#### WORK ITEM:
Retype each entry below precisely as it reads.

════════════════════

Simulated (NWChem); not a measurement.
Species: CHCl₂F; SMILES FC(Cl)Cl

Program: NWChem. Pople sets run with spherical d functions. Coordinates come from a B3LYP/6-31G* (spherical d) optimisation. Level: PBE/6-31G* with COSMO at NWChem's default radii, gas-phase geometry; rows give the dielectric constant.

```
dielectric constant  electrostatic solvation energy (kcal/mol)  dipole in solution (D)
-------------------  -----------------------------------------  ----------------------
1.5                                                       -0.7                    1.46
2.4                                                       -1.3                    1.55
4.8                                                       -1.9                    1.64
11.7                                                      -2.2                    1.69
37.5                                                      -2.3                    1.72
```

════════════════════

#### EXERCISE OUTPUT:
Simulated (NWChem); not a measurement.
Species: CHCl₂F; SMILES FC(Cl)Cl

Program: NWChem. Pople sets run with spherical d functions. Coordinates come from a B3LYP/6-31G* (spherical d) optimisation. Level: PBE/6-31G* with COSMO at NWChem's default radii, gas-phase geometry; rows give the dielectric constant.

```
dielectric constant  electrostatic solvation energy (kcal/mol)  dipole in solution (D)
-------------------  -----------------------------------------  ----------------------
1.5                                                       -0.7                    1.46
2.4                                                       -1.3                    1.55
4.8                                                       -1.9                    1.64
11.7                                                      -2.2                    1.69
37.5                                                      -2.3                    1.72
```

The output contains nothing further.